═════ Material shown

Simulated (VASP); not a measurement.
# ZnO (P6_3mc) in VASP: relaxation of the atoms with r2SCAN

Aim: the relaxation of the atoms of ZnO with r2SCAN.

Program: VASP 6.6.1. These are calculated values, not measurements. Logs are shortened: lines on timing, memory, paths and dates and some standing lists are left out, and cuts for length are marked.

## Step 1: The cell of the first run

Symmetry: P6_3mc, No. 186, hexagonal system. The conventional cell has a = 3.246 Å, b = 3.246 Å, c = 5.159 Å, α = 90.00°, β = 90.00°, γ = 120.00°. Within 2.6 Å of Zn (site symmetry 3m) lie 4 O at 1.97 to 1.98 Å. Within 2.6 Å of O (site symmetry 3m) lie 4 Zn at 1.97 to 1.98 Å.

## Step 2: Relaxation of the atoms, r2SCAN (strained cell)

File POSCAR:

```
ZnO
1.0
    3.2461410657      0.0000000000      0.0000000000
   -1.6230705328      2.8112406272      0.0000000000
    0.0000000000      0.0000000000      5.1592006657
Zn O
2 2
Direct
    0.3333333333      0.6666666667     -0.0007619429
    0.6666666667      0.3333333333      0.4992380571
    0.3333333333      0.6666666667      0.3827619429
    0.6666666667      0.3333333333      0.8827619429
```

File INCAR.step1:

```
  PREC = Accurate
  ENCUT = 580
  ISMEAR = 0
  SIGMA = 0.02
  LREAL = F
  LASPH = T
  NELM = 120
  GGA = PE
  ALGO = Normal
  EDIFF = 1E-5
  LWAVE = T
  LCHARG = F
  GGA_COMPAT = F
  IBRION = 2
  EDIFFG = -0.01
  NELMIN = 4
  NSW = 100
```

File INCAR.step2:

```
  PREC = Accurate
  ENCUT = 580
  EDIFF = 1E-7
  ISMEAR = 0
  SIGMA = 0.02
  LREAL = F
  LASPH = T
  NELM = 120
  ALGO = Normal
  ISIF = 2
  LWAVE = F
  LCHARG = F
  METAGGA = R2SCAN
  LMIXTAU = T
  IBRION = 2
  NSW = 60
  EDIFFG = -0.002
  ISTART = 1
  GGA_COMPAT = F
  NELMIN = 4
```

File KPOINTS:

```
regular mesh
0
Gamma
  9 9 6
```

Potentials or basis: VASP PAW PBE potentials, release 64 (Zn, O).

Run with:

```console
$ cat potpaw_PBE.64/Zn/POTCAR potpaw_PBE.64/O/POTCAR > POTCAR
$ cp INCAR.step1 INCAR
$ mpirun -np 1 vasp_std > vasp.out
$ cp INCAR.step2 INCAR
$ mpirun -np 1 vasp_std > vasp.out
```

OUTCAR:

══════════

**Required action**: Starting at the line above that contains "Program: VASP 6.6.1.", write out each line exactly until the line that contains "## Step 1: The cell of the first run" has been written, and stop there.

**Task response**:
Program: VASP 6.6.1. These are calculated values, not measurements. Logs are shortened: lines on timing, memory, paths and dates and some standing lists are left out, and cuts for length are marked.

## Step 1: The cell of the first run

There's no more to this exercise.